Data records
_ _ _ _ _ _ _

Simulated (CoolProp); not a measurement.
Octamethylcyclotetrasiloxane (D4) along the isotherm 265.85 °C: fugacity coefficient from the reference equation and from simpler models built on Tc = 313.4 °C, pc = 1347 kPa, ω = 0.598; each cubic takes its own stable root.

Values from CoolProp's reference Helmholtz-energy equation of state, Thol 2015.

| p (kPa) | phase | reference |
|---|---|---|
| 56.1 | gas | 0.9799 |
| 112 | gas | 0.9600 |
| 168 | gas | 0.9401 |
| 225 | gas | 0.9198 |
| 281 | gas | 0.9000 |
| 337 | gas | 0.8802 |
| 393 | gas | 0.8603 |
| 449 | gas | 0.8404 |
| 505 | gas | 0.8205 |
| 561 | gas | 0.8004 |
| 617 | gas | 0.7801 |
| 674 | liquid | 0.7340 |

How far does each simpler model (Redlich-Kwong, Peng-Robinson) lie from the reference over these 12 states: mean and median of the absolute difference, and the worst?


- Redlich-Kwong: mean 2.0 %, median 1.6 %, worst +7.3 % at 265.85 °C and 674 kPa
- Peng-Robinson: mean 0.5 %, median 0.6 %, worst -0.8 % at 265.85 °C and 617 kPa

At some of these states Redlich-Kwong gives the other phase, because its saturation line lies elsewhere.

_ _ _ _ _ _ _

Requirement
In the listing above, please copy exactly the lines from the first through the one that contains "- Peng-Robinson: mean", and no others.

Answer box
Simulated (CoolProp); not a measurement.
Octamethylcyclotetrasiloxane (D4) along the isotherm 265.85 °C: fugacity coefficient from the reference equation and from simpler models built on Tc = 313.4 °C, pc = 1347 kPa, ω = 0.598; each cubic takes its own stable root.

Values from CoolProp's reference Helmholtz-energy equation of state, Thol 2015.

| p (kPa) | phase | reference |
|---|---|---|
| 56.1 | gas | 0.9799 |
| 112 | gas | 0.9600 |
| 168 | gas | 0.9401 |
| 225 | gas | 0.9198 |
| 281 | gas | 0.9000 |
| 337 | gas | 0.8802 |
| 393 | gas | 0.8603 |
| 449 | gas | 0.8404 |
| 505 | gas | 0.8205 |
| 561 | gas | 0.8004 |
| 617 | gas | 0.7801 |
| 674 | liquid | 0.7340 |

How far does each simpler model (Redlich-Kwong, Peng-Robinson) lie from the reference over these 12 states: mean and median of the absolute difference, and the worst?


- Redlich-Kwong: mean 2.0 %, median 1.6 %, worst +7.3 % at 265.85 °C and 674 kPa
- Peng-Robinson: mean 0.5 %, median 0.6 %, worst -0.8 % at 265.85 °C and 617 kPa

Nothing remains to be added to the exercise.